——

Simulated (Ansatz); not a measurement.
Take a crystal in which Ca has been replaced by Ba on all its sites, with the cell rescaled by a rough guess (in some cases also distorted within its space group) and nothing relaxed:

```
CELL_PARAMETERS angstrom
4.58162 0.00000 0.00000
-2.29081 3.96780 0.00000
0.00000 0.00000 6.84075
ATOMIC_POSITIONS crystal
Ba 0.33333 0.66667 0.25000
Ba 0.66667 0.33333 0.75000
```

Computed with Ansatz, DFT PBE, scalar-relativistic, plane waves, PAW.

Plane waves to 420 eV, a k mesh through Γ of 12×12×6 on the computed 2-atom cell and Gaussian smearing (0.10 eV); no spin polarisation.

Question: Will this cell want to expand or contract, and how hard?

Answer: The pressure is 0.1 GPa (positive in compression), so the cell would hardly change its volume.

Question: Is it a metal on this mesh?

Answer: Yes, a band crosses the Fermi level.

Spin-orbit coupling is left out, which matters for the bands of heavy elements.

——

* Action item: Each line of the records belongs in the answer, reproduced exactly.

* Exercise answer:
Simulated (Ansatz); not a measurement.
Take a crystal in which Ca has been replaced by Ba on all its sites, with the cell rescaled by a rough guess (in some cases also distorted within its space group) and nothing relaxed:

```
CELL_PARAMETERS angstrom
4.58162 0.00000 0.00000
-2.29081 3.96780 0.00000
0.00000 0.00000 6.84075
ATOMIC_POSITIONS crystal
Ba 0.33333 0.66667 0.25000
Ba 0.66667 0.33333 0.75000
```

Computed with Ansatz, DFT PBE, scalar-relativistic, plane waves, PAW.

Plane waves to 420 eV, a k mesh through Γ of 12×12×6 on the computed 2-atom cell and Gaussian smearing (0.10 eV); no spin polarisation.

Question: Will this cell want to expand or contract, and how hard?

Answer: The pressure is 0.1 GPa (positive in compression), so the cell would hardly change its volume.

Question: Is it a metal on this mesh?

Answer: Yes, a band crosses the Fermi level.

Spin-orbit coupling is left out, which matters for the bands of heavy elements.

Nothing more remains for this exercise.